> _REQUIREMENT_: Each line from the opening of the records that follow to the line with "Method: ONCV potential, PBE, scalar-relativistic, made" needs to be written out exactly. Add nothing.

> _DATA EXTRACT_:
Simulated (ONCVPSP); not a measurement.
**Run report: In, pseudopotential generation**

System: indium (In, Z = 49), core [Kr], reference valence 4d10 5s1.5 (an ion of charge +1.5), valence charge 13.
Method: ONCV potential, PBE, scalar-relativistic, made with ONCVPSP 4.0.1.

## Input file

> _WRITTEN SOLUTION_:
Simulated (ONCVPSP); not a measurement.
**Run report: In, pseudopotential generation**

System: indium (In, Z = 49), core [Kr], reference valence 4d10 5s1.5 (an ion of charge +1.5), valence charge 13.
Method: ONCV potential, PBE, scalar-relativistic, made with ONCVPSP 4.0.1.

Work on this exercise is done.